Required action: Would you please output the data exactly, omitting no line?

+++++

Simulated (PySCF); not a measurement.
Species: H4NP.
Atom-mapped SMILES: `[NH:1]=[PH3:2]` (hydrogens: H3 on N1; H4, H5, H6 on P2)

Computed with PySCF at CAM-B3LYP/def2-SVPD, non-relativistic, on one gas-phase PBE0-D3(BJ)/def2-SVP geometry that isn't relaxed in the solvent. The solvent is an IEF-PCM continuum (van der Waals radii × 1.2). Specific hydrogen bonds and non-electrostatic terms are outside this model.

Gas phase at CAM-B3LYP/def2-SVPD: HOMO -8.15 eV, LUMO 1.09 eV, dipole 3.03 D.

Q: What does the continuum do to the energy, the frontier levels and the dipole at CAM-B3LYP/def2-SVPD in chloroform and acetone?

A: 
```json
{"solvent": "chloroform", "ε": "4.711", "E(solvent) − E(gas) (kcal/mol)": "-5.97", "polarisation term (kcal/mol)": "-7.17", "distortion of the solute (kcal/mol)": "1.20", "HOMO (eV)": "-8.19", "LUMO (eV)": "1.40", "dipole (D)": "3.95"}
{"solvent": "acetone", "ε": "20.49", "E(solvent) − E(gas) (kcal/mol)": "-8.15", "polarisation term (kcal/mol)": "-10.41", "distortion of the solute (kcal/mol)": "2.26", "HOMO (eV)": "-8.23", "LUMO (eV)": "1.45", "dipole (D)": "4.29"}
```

+++++

Exercise answer:
Simulated (PySCF); not a measurement.
Species: H4NP.
Atom-mapped SMILES: `[NH:1]=[PH3:2]` (hydrogens: H3 on N1; H4, H5, H6 on P2)

Computed with PySCF at CAM-B3LYP/def2-SVPD, non-relativistic, on one gas-phase PBE0-D3(BJ)/def2-SVP geometry that isn't relaxed in the solvent. The solvent is an IEF-PCM continuum (van der Waals radii × 1.2). Specific hydrogen bonds and non-electrostatic terms are outside this model.

Gas phase at CAM-B3LYP/def2-SVPD: HOMO -8.15 eV, LUMO 1.09 eV, dipole 3.03 D.

Q: What does the continuum do to the energy, the frontier levels and the dipole at CAM-B3LYP/def2-SVPD in chloroform and acetone?

A: 
```json
{"solvent": "chloroform", "ε": "4.711", "E(solvent) − E(gas) (kcal/mol)": "-5.97", "polarisation term (kcal/mol)": "-7.17", "distortion of the solute (kcal/mol)": "1.20", "HOMO (eV)": "-8.19", "LUMO (eV)": "1.40", "dipole (D)": "3.95"}
{"solvent": "acetone", "ε": "20.49", "E(solvent) − E(gas) (kcal/mol)": "-8.15", "polarisation term (kcal/mol)": "-10.41", "distortion of the solute (kcal/mol)": "2.26", "HOMO (eV)": "-8.23", "LUMO (eV)": "1.45", "dipole (D)": "4.29"}
```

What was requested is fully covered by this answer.